■ **Work instruction**
When you reach the line containing "# C: random displacements", include it and stop; until then, return each line of the material exactly, starting with the first.

■ **Listed entries**
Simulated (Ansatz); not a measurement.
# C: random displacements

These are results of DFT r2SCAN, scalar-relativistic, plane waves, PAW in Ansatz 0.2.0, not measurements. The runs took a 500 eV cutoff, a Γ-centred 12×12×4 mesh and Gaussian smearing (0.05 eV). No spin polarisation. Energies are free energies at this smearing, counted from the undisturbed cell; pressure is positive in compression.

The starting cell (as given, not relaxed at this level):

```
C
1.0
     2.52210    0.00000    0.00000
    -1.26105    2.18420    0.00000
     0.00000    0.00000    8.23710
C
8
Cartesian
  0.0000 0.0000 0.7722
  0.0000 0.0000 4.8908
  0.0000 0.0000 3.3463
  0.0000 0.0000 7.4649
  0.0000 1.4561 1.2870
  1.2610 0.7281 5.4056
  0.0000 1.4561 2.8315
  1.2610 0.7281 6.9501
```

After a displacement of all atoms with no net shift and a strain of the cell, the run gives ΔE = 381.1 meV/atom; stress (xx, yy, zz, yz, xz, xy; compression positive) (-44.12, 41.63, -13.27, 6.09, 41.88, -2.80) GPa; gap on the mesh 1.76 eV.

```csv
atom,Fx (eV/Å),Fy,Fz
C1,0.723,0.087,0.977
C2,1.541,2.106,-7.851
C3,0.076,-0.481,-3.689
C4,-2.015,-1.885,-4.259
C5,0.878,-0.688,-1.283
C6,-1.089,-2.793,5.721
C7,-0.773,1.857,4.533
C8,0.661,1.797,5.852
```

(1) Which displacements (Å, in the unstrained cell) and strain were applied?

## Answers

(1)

■ **Task response**
Simulated (Ansatz); not a measurement.
# C: random displacements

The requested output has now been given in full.